** WORK INSTRUCTION **
The entries should be written out again exactly as they read.

START RECORDED INFORMATION
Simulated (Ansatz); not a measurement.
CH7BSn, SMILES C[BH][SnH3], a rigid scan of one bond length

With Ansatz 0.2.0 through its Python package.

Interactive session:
END RECORDED INFORMATION

** REPLY **
Simulated (Ansatz); not a measurement.
CH7BSn, SMILES C[BH][SnH3], a rigid scan of one bond length

With Ansatz 0.2.0 through its Python package.

Interactive session:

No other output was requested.